=== ACTIVITY ===
Would you please output, word for word, the span of the listing below that opens on the line containing "System: Xe⁺, configuration" and closes on the line containing "Method: unrestricted PBE0, x2c-TZVPall, spin-free"? Include both ends and nothing more.

=== INFORMATION PROVIDED ===
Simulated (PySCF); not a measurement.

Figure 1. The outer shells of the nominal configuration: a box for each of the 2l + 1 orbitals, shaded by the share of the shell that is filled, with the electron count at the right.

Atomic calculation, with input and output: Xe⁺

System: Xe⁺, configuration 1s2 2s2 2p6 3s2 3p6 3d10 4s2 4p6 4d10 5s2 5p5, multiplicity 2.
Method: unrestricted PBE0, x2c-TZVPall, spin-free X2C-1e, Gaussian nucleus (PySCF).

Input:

=== WRITTEN SOLUTION ===
System: Xe⁺, configuration 1s2 2s2 2p6 3s2 3p6 3d10 4s2 4p6 4d10 5s2 5p5, multiplicity 2.
Method: unrestricted PBE0, x2c-TZVPall, spin-free X2C-1e, Gaussian nucleus (PySCF).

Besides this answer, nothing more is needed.